> **WORK ITEM**
Set down the whole listing that follows, precisely as written.

_ _ _ _ _
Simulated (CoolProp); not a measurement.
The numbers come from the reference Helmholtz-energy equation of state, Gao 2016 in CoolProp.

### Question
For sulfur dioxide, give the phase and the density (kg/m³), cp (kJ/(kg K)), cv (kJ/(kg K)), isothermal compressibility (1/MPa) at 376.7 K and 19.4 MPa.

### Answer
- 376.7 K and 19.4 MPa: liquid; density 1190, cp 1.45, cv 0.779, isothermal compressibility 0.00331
_ _ _ _ _

> **SOLUTION**
Simulated (CoolProp); not a measurement.
The numbers come from the reference Helmholtz-energy equation of state, Gao 2016 in CoolProp.

### Question
For sulfur dioxide, give the phase and the density (kg/m³), cp (kJ/(kg K)), cv (kJ/(kg K)), isothermal compressibility (1/MPa) at 376.7 K and 19.4 MPa.

### Answer
- 376.7 K and 19.4 MPa: liquid; density 1190, cp 1.45, cv 0.779, isothermal compressibility 0.00331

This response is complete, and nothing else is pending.